- Extracted material
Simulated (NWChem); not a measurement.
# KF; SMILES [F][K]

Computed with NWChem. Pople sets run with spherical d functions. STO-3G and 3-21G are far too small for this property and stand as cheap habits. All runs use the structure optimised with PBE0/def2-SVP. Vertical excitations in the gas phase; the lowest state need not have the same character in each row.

- Action item
Set down each record above without changing a single word.

- Response area
Simulated (NWChem); not a measurement.
# KF; SMILES [F][K]

Computed with NWChem. Pople sets run with spherical d functions. STO-3G and 3-21G are far too small for this property and stand as cheap habits. All runs use the structure optimised with PBE0/def2-SVP. Vertical excitations in the gas phase; the lowest state need not have the same character in each row.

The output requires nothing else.